═════ Information provided
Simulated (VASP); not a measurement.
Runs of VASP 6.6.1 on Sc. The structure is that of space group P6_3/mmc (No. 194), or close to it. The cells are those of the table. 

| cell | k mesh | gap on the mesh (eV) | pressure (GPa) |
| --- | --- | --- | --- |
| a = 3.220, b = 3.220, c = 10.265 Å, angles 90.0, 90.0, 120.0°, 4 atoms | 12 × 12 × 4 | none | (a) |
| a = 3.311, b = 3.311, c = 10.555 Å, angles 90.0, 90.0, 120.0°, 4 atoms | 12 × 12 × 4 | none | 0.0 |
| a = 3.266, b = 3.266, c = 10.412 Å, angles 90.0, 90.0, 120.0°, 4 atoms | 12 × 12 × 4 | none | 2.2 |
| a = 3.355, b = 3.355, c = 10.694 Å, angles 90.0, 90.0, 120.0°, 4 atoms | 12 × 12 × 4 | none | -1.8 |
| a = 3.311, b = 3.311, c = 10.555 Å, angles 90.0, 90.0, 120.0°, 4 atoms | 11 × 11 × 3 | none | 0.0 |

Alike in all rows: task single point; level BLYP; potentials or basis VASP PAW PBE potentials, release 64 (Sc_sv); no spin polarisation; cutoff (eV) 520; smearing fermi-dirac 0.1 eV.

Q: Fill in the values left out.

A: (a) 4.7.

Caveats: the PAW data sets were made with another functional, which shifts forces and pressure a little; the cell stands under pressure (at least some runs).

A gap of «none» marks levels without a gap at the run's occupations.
══════════

## Work item:
Copy out the lines above exactly, beginning at the one that contains "Runs of VASP" and ending at the one that contains "none | (a) |".

## Answer section:
Runs of VASP 6.6.1 on Sc. The structure is that of space group P6_3/mmc (No. 194), or close to it. The cells are those of the table. 

| cell | k mesh | gap on the mesh (eV) | pressure (GPa) |
| --- | --- | --- | --- |
| a = 3.220, b = 3.220, c = 10.265 Å, angles 90.0, 90.0, 120.0°, 4 atoms | 12 × 12 × 4 | none | (a) |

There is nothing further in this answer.